=== Assignment ===
Only the lines from the beginning of the data below through the line that contains "Level of theory: DFT" should be repeated, exactly as written.

-------- Stored data

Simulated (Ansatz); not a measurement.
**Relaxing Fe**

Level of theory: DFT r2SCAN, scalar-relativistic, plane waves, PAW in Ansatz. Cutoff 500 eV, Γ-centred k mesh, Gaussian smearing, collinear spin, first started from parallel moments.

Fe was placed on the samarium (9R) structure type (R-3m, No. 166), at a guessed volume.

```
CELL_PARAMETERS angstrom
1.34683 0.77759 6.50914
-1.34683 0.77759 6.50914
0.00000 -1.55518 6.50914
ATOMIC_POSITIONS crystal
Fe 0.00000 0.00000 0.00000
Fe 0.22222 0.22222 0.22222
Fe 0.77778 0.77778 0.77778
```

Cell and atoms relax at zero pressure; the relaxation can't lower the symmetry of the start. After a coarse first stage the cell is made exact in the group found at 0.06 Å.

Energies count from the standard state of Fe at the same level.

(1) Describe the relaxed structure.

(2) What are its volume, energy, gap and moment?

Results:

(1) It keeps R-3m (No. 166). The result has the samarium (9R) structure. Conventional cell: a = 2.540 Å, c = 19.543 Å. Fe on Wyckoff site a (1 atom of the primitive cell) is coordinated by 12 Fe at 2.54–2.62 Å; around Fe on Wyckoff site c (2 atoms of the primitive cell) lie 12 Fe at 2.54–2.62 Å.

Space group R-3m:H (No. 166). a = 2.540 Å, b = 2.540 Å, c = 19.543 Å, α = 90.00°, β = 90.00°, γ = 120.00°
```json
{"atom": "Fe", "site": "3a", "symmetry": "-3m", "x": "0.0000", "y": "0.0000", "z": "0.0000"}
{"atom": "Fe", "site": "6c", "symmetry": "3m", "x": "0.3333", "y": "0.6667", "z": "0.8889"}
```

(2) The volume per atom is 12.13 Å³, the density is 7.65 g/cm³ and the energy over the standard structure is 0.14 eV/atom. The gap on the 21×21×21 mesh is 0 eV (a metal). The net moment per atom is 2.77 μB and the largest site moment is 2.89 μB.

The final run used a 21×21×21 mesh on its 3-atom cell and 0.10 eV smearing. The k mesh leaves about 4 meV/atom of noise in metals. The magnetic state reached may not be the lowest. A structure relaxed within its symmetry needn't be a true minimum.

----------------

=== Answer section ===
Simulated (Ansatz); not a measurement.
**Relaxing Fe**

Level of theory: DFT r2SCAN, scalar-relativistic, plane waves, PAW in Ansatz. Cutoff 500 eV, Γ-centred k mesh, Gaussian smearing, collinear spin, first started from parallel moments.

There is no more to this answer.